The entries should be restated word for word.

[Available data Boundary: Start]

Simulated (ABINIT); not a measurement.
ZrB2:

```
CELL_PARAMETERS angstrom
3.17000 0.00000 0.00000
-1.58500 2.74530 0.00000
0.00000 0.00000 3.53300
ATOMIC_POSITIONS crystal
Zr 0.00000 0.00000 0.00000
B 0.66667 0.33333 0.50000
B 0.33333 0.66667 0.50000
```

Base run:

[Available data Boundary: End]

**Solution**
Simulated (ABINIT); not a measurement.
ZrB2:

```
CELL_PARAMETERS angstrom
3.17000 0.00000 0.00000
-1.58500 2.74530 0.00000
0.00000 0.00000 3.53300
ATOMIC_POSITIONS crystal
Zr 0.00000 0.00000 0.00000
B 0.66667 0.33333 0.50000
B 0.33333 0.66667 0.50000
```

Base run:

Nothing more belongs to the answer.